Action item
The listing should be printed again without a single change.

%%

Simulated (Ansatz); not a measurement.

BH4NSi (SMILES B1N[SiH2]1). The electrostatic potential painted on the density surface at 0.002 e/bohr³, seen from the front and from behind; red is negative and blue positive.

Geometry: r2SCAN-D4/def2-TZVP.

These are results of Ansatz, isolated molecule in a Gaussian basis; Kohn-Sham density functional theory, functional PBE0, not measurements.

%%

Response box
Simulated (Ansatz); not a measurement.

BH4NSi (SMILES B1N[SiH2]1). The electrostatic potential painted on the density surface at 0.002 e/bohr³, seen from the front and from behind; red is negative and blue positive.

Geometry: r2SCAN-D4/def2-TZVP.

These are results of Ansatz, isolated molecule in a Gaussian basis; Kohn-Sham density functional theory, functional PBE0, not measurements.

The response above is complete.